■ SOURCE DATA ■
*** Begin section ***

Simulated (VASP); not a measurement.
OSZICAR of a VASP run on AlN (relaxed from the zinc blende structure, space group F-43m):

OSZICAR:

*** End section ***

■ BRIEF ■
Restate the listing exactly, starting at its first line and ending at the line where "OSZICAR of a" occurs; include both and no other lines.

■ ANSWER AREA ■
Simulated (VASP); not a measurement.
OSZICAR of a VASP run on AlN (relaxed from the zinc blende structure, space group F-43m):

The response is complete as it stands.